Assigned task: Whatever appears in the listing, return all of it exactly.

Extracted entries:
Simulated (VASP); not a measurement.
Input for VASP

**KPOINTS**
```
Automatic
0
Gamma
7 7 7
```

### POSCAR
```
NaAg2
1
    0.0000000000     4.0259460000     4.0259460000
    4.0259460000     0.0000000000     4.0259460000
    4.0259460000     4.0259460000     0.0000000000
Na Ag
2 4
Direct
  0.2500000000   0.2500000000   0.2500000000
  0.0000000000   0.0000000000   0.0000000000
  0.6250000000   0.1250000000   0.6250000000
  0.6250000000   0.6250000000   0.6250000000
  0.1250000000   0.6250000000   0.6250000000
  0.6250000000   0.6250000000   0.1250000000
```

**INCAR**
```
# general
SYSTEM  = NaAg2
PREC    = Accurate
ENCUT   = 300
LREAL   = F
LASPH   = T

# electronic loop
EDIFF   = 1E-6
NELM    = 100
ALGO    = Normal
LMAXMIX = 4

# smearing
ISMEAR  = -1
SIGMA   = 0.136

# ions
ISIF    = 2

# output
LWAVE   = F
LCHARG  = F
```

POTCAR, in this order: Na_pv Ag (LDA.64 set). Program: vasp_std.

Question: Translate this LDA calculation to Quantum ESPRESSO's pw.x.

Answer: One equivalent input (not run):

Task solution:
Simulated (VASP); not a measurement.
Input for VASP

**KPOINTS**
```
Automatic
0
Gamma
7 7 7
```

### POSCAR
```
NaAg2
1
    0.0000000000     4.0259460000     4.0259460000
    4.0259460000     0.0000000000     4.0259460000
    4.0259460000     4.0259460000     0.0000000000
Na Ag
2 4
Direct
  0.2500000000   0.2500000000   0.2500000000
  0.0000000000   0.0000000000   0.0000000000
  0.6250000000   0.1250000000   0.6250000000
  0.6250000000   0.6250000000   0.6250000000
  0.1250000000   0.6250000000   0.6250000000
  0.6250000000   0.6250000000   0.1250000000
```

**INCAR**
```
# general
SYSTEM  = NaAg2
PREC    = Accurate
ENCUT   = 300
LREAL   = F
LASPH   = T

# electronic loop
EDIFF   = 1E-6
NELM    = 100
ALGO    = Normal
LMAXMIX = 4

# smearing
ISMEAR  = -1
SIGMA   = 0.136

# ions
ISIF    = 2

# output
LWAVE   = F
LCHARG  = F
```

POTCAR, in this order: Na_pv Ag (LDA.64 set). Program: vasp_std.

Question: Translate this LDA calculation to Quantum ESPRESSO's pw.x.

Answer: One equivalent input (not run):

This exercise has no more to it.